#### ASSIGNMENT:
Transcribe the data underneath exactly, keeping every word in place.

***** PROVIDED MATERIAL

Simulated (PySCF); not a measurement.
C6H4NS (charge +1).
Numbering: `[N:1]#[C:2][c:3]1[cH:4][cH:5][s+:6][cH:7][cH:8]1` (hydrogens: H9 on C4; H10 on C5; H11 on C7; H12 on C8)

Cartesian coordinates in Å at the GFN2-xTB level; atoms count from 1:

**********

#### SOLUTION:
Simulated (PySCF); not a measurement.
C6H4NS (charge +1).
Numbering: `[N:1]#[C:2][c:3]1[cH:4][cH:5][s+:6][cH:7][cH:8]1` (hydrogens: H9 on C4; H10 on C5; H11 on C7; H12 on C8)

Cartesian coordinates in Å at the GFN2-xTB level; atoms count from 1:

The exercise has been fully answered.